SUPPLIED ENTRIES:
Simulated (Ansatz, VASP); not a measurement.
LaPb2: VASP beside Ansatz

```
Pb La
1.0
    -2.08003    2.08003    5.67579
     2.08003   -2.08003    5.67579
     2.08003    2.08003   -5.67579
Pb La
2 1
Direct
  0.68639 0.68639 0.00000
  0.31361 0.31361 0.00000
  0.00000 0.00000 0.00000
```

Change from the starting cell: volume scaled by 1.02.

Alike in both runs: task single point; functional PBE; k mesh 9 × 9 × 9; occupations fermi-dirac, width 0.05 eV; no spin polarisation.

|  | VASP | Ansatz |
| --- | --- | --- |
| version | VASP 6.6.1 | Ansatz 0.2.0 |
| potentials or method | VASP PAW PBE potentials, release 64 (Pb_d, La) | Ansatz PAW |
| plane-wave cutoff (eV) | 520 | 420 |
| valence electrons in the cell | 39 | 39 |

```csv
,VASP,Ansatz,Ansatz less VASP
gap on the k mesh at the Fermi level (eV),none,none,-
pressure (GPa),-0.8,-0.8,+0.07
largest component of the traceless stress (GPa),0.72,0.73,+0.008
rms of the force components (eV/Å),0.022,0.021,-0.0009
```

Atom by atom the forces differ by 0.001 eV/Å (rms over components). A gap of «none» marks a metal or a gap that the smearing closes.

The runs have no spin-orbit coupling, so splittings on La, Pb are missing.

WORK REQUEST: What the task asks for is a word-for-word repeat of the lines above, from the first through the one containing "Atom by atom".

WORKED SOLUTION:
Simulated (Ansatz, VASP); not a measurement.
LaPb2: VASP beside Ansatz

```
Pb La
1.0
    -2.08003    2.08003    5.67579
     2.08003   -2.08003    5.67579
     2.08003    2.08003   -5.67579
Pb La
2 1
Direct
  0.68639 0.68639 0.00000
  0.31361 0.31361 0.00000
  0.00000 0.00000 0.00000
```

Change from the starting cell: volume scaled by 1.02.

Alike in both runs: task single point; functional PBE; k mesh 9 × 9 × 9; occupations fermi-dirac, width 0.05 eV; no spin polarisation.

|  | VASP | Ansatz |
| --- | --- | --- |
| version | VASP 6.6.1 | Ansatz 0.2.0 |
| potentials or method | VASP PAW PBE potentials, release 64 (Pb_d, La) | Ansatz PAW |
| plane-wave cutoff (eV) | 520 | 420 |
| valence electrons in the cell | 39 | 39 |

```csv
,VASP,Ansatz,Ansatz less VASP
gap on the k mesh at the Fermi level (eV),none,none,-
pressure (GPa),-0.8,-0.8,+0.07
largest component of the traceless stress (GPa),0.72,0.73,+0.008
rms of the force components (eV/Å),0.022,0.021,-0.0009
```

Atom by atom the forces differ by 0.001 eV/Å (rms over components). A gap of «none» marks a metal or a gap that the smearing closes.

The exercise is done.